Reproduce all of the entries below exactly, without a single change.

◆ ◆ ◆
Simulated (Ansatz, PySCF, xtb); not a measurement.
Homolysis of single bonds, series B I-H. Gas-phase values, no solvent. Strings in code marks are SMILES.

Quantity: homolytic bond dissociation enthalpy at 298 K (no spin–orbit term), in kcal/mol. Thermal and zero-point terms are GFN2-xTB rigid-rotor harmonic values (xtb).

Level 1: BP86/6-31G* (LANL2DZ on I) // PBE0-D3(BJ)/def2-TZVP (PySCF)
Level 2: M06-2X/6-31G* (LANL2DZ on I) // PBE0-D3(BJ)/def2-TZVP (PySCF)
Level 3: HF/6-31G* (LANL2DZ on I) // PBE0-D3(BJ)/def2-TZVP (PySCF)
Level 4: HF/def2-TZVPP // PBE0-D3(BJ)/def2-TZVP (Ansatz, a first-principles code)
◆ ◆ ◆

▸ **YOUR SOLUTION**
Simulated (Ansatz, PySCF, xtb); not a measurement.
Homolysis of single bonds, series B I-H. Gas-phase values, no solvent. Strings in code marks are SMILES.

Quantity: homolytic bond dissociation enthalpy at 298 K (no spin–orbit term), in kcal/mol. Thermal and zero-point terms are GFN2-xTB rigid-rotor harmonic values (xtb).

Level 1: BP86/6-31G* (LANL2DZ on I) // PBE0-D3(BJ)/def2-TZVP (PySCF)
Level 2: M06-2X/6-31G* (LANL2DZ on I) // PBE0-D3(BJ)/def2-TZVP (PySCF)
Level 3: HF/6-31G* (LANL2DZ on I) // PBE0-D3(BJ)/def2-TZVP (PySCF)
Level 4: HF/def2-TZVPP // PBE0-D3(BJ)/def2-TZVP (Ansatz, a first-principles code)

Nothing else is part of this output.